--------------------------------

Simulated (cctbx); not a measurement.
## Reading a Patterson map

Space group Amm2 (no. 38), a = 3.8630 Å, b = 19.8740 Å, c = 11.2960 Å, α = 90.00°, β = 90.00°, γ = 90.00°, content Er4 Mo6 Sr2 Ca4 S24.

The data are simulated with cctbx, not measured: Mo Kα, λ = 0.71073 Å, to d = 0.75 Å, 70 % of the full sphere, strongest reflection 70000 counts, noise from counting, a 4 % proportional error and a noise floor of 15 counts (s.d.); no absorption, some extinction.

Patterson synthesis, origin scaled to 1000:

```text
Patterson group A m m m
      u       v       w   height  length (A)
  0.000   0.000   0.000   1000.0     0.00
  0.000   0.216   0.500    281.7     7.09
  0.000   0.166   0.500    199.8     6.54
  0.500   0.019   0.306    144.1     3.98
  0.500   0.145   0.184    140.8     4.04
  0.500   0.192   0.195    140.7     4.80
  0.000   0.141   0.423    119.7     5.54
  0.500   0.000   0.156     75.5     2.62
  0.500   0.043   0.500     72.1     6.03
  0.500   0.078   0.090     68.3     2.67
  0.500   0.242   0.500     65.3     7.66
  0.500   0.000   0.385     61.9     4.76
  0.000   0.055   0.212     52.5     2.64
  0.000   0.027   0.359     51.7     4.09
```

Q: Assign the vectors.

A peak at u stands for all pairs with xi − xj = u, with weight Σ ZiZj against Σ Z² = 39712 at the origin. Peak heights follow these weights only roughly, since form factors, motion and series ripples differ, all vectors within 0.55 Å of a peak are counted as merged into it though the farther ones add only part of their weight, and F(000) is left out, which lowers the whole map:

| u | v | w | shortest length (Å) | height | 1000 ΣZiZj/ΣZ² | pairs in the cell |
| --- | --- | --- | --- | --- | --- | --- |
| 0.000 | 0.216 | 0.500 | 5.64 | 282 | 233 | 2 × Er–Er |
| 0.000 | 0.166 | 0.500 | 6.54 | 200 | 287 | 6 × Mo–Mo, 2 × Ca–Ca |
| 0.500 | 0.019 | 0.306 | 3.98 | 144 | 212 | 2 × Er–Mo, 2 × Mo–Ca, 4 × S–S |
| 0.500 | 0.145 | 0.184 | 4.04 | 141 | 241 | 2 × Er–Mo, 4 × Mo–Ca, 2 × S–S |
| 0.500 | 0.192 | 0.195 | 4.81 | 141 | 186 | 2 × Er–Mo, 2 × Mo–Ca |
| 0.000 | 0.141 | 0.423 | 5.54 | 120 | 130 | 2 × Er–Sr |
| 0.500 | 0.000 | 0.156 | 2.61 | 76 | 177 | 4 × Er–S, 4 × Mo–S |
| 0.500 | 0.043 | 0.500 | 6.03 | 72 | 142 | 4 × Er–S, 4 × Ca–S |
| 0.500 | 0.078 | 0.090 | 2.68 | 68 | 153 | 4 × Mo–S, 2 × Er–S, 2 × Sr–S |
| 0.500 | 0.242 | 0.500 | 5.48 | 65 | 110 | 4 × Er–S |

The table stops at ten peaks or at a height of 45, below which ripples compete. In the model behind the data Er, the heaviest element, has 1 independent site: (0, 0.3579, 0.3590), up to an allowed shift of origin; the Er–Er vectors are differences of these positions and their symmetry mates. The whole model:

--------------------------------

» Brief: Exactly those lines that run from the start of the listing to the line containing "The data are" should be output, and no others.

» Answer box:
Simulated (cctbx); not a measurement.
## Reading a Patterson map

Space group Amm2 (no. 38), a = 3.8630 Å, b = 19.8740 Å, c = 11.2960 Å, α = 90.00°, β = 90.00°, γ = 90.00°, content Er4 Mo6 Sr2 Ca4 S24.

The data are simulated with cctbx, not measured: Mo Kα, λ = 0.71073 Å, to d = 0.75 Å, 70 % of the full sphere, strongest reflection 70000 counts, noise from counting, a 4 % proportional error and a noise floor of 15 counts (s.d.); no absorption, some extinction.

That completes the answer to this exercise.